▸ Work item: Could you print every record below exactly as it appears?

════

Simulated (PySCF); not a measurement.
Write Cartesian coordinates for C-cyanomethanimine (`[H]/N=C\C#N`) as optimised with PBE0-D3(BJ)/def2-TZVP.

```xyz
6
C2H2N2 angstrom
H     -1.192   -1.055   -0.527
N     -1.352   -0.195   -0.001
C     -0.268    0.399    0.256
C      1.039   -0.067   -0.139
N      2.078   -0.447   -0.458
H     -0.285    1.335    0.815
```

════

▸ Problem solution:
Simulated (PySCF); not a measurement.
Write Cartesian coordinates for C-cyanomethanimine (`[H]/N=C\C#N`) as optimised with PBE0-D3(BJ)/def2-TZVP.

```xyz
6
C2H2N2 angstrom
H     -1.192   -1.055   -0.527
N     -1.352   -0.195   -0.001
C     -0.268    0.399    0.256
C      1.039   -0.067   -0.139
N      2.078   -0.447   -0.458
H     -0.285    1.335    0.815
```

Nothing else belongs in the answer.